——
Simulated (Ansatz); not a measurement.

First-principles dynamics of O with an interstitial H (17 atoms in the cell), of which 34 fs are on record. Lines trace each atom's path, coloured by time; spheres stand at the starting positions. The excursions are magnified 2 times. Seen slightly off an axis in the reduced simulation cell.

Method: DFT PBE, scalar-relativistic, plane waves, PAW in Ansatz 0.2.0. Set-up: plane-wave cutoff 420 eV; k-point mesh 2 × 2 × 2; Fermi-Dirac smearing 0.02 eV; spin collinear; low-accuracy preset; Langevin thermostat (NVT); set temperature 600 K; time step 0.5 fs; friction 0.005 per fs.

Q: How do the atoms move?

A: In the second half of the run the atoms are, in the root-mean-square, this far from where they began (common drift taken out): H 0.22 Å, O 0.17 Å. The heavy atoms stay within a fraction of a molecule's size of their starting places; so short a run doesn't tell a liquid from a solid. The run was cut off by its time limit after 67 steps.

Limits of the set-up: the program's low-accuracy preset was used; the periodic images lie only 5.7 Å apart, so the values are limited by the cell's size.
——

Brief
Reproduce exactly the lines above from the line with "Q: How do the atoms move?" to the line with "A: In the second", including both, and add nothing.

Your solution
Q: How do the atoms move?

A: In the second half of the run the atoms are, in the root-mean-square, this far from where they began (common drift taken out): H 0.22 Å, O 0.17 Å. The heavy atoms stay within a fraction of a molecule's size of their starting places; so short a run doesn't tell a liquid from a solid. The run was cut off by its time limit after 67 steps.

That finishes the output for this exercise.